☆ ☆ ☆ ☆ ☆
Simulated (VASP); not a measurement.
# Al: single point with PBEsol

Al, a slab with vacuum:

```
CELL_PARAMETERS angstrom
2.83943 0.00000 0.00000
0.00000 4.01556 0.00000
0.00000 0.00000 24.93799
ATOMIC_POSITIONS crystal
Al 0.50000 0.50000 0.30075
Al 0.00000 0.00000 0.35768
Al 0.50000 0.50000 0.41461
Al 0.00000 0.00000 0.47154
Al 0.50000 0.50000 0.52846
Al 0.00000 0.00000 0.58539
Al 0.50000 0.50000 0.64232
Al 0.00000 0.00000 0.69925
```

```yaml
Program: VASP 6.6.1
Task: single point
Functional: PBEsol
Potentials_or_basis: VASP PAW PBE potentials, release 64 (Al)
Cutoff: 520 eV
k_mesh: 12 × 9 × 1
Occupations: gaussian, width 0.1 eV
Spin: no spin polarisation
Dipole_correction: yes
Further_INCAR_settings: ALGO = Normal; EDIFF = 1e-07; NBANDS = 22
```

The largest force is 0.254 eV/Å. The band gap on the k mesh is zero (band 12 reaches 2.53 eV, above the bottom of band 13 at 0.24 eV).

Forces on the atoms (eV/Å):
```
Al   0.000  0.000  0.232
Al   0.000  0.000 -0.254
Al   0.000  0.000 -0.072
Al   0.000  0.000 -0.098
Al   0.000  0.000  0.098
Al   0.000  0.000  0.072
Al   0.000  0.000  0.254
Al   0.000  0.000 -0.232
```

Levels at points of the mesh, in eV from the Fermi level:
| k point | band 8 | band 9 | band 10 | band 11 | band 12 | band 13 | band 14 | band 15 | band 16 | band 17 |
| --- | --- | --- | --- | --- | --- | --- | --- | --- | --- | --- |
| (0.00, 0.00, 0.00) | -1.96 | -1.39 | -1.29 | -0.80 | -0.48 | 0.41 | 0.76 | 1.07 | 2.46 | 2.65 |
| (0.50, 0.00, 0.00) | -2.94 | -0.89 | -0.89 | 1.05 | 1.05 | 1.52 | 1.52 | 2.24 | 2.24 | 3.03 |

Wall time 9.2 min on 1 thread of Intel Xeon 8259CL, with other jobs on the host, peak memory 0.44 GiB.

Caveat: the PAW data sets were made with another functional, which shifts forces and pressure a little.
☆ ☆ ☆ ☆ ☆

REQUIRED ACTION:
Go through the records from the first line and copy each one exactly, ending after the line that contains "Wall time 9.2". Give nothing else.

RESPONSE BOX:
Simulated (VASP); not a measurement.
# Al: single point with PBEsol

Al, a slab with vacuum:

```
CELL_PARAMETERS angstrom
2.83943 0.00000 0.00000
0.00000 4.01556 0.00000
0.00000 0.00000 24.93799
ATOMIC_POSITIONS crystal
Al 0.50000 0.50000 0.30075
Al 0.00000 0.00000 0.35768
Al 0.50000 0.50000 0.41461
Al 0.00000 0.00000 0.47154
Al 0.50000 0.50000 0.52846
Al 0.00000 0.00000 0.58539
Al 0.50000 0.50000 0.64232
Al 0.00000 0.00000 0.69925
```

```yaml
Program: VASP 6.6.1
Task: single point
Functional: PBEsol
Potentials_or_basis: VASP PAW PBE potentials, release 64 (Al)
Cutoff: 520 eV
k_mesh: 12 × 9 × 1
Occupations: gaussian, width 0.1 eV
Spin: no spin polarisation
Dipole_correction: yes
Further_INCAR_settings: ALGO = Normal; EDIFF = 1e-07; NBANDS = 22
```

The largest force is 0.254 eV/Å. The band gap on the k mesh is zero (band 12 reaches 2.53 eV, above the bottom of band 13 at 0.24 eV).

Forces on the atoms (eV/Å):
```
Al   0.000  0.000  0.232
Al   0.000  0.000 -0.254
Al   0.000  0.000 -0.072
Al   0.000  0.000 -0.098
Al   0.000  0.000  0.098
Al   0.000  0.000  0.072
Al   0.000  0.000  0.254
Al   0.000  0.000 -0.232
```

Levels at points of the mesh, in eV from the Fermi level:
| k point | band 8 | band 9 | band 10 | band 11 | band 12 | band 13 | band 14 | band 15 | band 16 | band 17 |
| --- | --- | --- | --- | --- | --- | --- | --- | --- | --- | --- |
| (0.00, 0.00, 0.00) | -1.96 | -1.39 | -1.29 | -0.80 | -0.48 | 0.41 | 0.76 | 1.07 | 2.46 | 2.65 |
| (0.50, 0.00, 0.00) | -2.94 | -0.89 | -0.89 | 1.05 | 1.05 | 1.52 | 1.52 | 2.24 | 2.24 | 3.03 |

Wall time 9.2 min on 1 thread of Intel Xeon 8259CL, with other jobs on the host, peak memory 0.44 GiB.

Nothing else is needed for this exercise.